• **Excerpted records**
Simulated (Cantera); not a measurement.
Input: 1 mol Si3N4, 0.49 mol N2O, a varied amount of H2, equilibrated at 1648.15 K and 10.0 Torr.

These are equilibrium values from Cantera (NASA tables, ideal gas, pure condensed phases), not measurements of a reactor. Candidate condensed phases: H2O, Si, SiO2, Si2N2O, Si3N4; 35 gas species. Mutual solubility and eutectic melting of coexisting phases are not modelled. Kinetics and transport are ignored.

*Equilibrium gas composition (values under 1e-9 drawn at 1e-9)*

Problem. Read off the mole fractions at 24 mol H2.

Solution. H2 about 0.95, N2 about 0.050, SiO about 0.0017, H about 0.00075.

• **Assigned task**
Word for word, restate the lines of the listing above starting at the line with "These are equilibrium" and ending at the line with "Problem. Read off", and nothing outside them.

• **Expected answer**
These are equilibrium values from Cantera (NASA tables, ideal gas, pure condensed phases), not measurements of a reactor. Candidate condensed phases: H2O, Si, SiO2, Si2N2O, Si3N4; 35 gas species. Mutual solubility and eutectic melting of coexisting phases are not modelled. Kinetics and transport are ignored.

*Equilibrium gas composition (values under 1e-9 drawn at 1e-9)*

Problem. Read off the mole fractions at 24 mol H2.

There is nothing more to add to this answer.